» **REQUIRED ACTION**
Starting at the top of the entries below, print each line exactly until the line with "Problem. How well" has been printed too.

» **RECORDED DATA**
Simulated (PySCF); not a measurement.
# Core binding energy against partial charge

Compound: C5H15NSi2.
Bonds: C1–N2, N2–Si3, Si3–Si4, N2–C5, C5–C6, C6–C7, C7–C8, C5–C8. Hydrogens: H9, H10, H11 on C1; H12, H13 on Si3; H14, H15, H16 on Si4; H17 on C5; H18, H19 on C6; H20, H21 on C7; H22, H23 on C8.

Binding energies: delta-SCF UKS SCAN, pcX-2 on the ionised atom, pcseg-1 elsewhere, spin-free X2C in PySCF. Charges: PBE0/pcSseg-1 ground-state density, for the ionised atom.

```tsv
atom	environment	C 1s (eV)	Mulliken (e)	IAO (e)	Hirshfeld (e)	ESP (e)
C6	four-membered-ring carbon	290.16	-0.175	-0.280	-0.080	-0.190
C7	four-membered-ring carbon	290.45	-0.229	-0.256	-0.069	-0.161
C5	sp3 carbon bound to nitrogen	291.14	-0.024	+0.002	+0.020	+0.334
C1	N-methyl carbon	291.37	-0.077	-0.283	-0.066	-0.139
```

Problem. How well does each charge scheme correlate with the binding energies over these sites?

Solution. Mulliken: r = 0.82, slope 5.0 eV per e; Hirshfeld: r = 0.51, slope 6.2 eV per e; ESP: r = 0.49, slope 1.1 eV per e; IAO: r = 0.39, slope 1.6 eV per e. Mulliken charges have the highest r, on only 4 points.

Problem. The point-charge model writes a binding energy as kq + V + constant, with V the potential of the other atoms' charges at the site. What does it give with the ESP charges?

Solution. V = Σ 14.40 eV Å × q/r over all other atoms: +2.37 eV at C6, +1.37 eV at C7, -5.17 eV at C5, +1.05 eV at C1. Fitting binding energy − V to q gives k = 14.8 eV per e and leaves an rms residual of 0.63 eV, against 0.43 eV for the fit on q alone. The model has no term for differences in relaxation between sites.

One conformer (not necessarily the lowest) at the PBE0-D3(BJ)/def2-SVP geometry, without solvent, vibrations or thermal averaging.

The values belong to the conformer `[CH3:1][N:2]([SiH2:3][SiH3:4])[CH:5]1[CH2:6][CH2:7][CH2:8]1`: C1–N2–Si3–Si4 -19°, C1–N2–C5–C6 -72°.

» **WRITTEN REPLY**
Simulated (PySCF); not a measurement.
# Core binding energy against partial charge

Compound: C5H15NSi2.
Bonds: C1–N2, N2–Si3, Si3–Si4, N2–C5, C5–C6, C6–C7, C7–C8, C5–C8. Hydrogens: H9, H10, H11 on C1; H12, H13 on Si3; H14, H15, H16 on Si4; H17 on C5; H18, H19 on C6; H20, H21 on C7; H22, H23 on C8.

Binding energies: delta-SCF UKS SCAN, pcX-2 on the ionised atom, pcseg-1 elsewhere, spin-free X2C in PySCF. Charges: PBE0/pcSseg-1 ground-state density, for the ionised atom.

```tsv
atom	environment	C 1s (eV)	Mulliken (e)	IAO (e)	Hirshfeld (e)	ESP (e)
C6	four-membered-ring carbon	290.16	-0.175	-0.280	-0.080	-0.190
C7	four-membered-ring carbon	290.45	-0.229	-0.256	-0.069	-0.161
C5	sp3 carbon bound to nitrogen	291.14	-0.024	+0.002	+0.020	+0.334
C1	N-methyl carbon	291.37	-0.077	-0.283	-0.066	-0.139
```

Problem. How well does each charge scheme correlate with the binding energies over these sites?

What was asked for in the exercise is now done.